RECORDS SUPPLIED —
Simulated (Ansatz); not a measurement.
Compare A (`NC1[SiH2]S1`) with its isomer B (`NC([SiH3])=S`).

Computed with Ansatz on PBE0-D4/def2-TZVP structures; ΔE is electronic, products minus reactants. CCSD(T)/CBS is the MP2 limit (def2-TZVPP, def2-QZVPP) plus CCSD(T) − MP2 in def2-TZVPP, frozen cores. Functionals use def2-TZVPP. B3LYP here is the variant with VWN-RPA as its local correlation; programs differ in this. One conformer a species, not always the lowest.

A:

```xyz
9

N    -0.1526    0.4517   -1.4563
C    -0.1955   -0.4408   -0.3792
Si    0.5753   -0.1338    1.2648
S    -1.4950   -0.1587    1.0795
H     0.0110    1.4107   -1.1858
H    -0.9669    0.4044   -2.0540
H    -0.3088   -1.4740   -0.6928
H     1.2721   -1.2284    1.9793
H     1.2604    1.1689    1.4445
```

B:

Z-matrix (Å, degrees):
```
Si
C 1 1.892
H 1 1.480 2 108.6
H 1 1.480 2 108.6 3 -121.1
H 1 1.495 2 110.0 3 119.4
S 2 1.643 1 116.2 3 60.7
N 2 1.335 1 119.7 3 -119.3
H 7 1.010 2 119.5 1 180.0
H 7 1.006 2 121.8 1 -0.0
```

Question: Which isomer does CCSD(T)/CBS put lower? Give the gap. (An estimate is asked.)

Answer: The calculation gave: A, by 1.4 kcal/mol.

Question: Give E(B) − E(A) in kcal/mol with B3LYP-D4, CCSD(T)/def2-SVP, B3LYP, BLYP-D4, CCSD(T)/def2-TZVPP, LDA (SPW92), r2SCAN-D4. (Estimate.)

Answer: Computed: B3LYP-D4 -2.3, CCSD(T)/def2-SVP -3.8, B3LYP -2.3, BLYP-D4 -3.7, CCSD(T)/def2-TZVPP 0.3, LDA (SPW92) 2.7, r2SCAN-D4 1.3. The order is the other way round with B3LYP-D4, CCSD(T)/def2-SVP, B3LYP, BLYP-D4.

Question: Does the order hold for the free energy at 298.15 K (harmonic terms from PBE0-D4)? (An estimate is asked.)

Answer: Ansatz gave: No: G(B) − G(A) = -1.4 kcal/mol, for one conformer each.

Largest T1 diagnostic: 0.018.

REQUIRED ACTION — Repeat the records above line by line, from the first line through the line that contains "Answer: The calculation".

EXERCISE OUTPUT —
Simulated (Ansatz); not a measurement.
Compare A (`NC1[SiH2]S1`) with its isomer B (`NC([SiH3])=S`).

Computed with Ansatz on PBE0-D4/def2-TZVP structures; ΔE is electronic, products minus reactants. CCSD(T)/CBS is the MP2 limit (def2-TZVPP, def2-QZVPP) plus CCSD(T) − MP2 in def2-TZVPP, frozen cores. Functionals use def2-TZVPP. B3LYP here is the variant with VWN-RPA as its local correlation; programs differ in this. One conformer a species, not always the lowest.

A:

```xyz
9

N    -0.1526    0.4517   -1.4563
C    -0.1955   -0.4408   -0.3792
Si    0.5753   -0.1338    1.2648
S    -1.4950   -0.1587    1.0795
H     0.0110    1.4107   -1.1858
H    -0.9669    0.4044   -2.0540
H    -0.3088   -1.4740   -0.6928
H     1.2721   -1.2284    1.9793
H     1.2604    1.1689    1.4445
```

B:

Z-matrix (Å, degrees):
```
Si
C 1 1.892
H 1 1.480 2 108.6
H 1 1.480 2 108.6 3 -121.1
H 1 1.495 2 110.0 3 119.4
S 2 1.643 1 116.2 3 60.7
N 2 1.335 1 119.7 3 -119.3
H 7 1.010 2 119.5 1 180.0
H 7 1.006 2 121.8 1 -0.0
```

Question: Which isomer does CCSD(T)/CBS put lower? Give the gap. (An estimate is asked.)

Answer: The calculation gave: A, by 1.4 kcal/mol.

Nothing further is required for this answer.